** DATA TO EXAMINE **
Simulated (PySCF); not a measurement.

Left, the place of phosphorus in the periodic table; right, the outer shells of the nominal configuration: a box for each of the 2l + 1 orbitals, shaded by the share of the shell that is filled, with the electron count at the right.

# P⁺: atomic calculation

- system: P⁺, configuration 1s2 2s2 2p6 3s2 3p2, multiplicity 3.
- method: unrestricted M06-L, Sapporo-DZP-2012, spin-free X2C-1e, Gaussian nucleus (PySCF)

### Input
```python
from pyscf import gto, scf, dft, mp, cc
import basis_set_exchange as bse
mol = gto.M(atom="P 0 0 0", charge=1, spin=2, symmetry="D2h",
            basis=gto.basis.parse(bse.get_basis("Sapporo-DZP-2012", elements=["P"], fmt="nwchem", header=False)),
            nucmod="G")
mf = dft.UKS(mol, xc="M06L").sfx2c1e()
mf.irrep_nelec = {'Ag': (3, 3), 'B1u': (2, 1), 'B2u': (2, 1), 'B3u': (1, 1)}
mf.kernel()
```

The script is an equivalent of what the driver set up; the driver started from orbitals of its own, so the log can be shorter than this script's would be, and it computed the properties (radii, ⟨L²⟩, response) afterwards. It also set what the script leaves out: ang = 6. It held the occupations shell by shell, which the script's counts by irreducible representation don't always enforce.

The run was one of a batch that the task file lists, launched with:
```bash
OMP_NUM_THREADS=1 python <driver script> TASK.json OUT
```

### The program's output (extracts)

** TASK ITEM **
Word for word, repeat every line of the data.

** SOLUTION **
Simulated (PySCF); not a measurement.

Left, the place of phosphorus in the periodic table; right, the outer shells of the nominal configuration: a box for each of the 2l + 1 orbitals, shaded by the share of the shell that is filled, with the electron count at the right.

# P⁺: atomic calculation

- system: P⁺, configuration 1s2 2s2 2p6 3s2 3p2, multiplicity 3.
- method: unrestricted M06-L, Sapporo-DZP-2012, spin-free X2C-1e, Gaussian nucleus (PySCF)

### Input
```python
from pyscf import gto, scf, dft, mp, cc
import basis_set_exchange as bse
mol = gto.M(atom="P 0 0 0", charge=1, spin=2, symmetry="D2h",
            basis=gto.basis.parse(bse.get_basis("Sapporo-DZP-2012", elements=["P"], fmt="nwchem", header=False)),
            nucmod="G")
mf = dft.UKS(mol, xc="M06L").sfx2c1e()
mf.irrep_nelec = {'Ag': (3, 3), 'B1u': (2, 1), 'B2u': (2, 1), 'B3u': (1, 1)}
mf.kernel()
```

The script is an equivalent of what the driver set up; the driver started from orbitals of its own, so the log can be shorter than this script's would be, and it computed the properties (radii, ⟨L²⟩, response) afterwards. It also set what the script leaves out: ang = 6. It held the occupations shell by shell, which the script's counts by irreducible representation don't always enforce.

The run was one of a batch that the task file lists, launched with:
```bash
OMP_NUM_THREADS=1 python <driver script> TASK.json OUT
```

### The program's output (extracts)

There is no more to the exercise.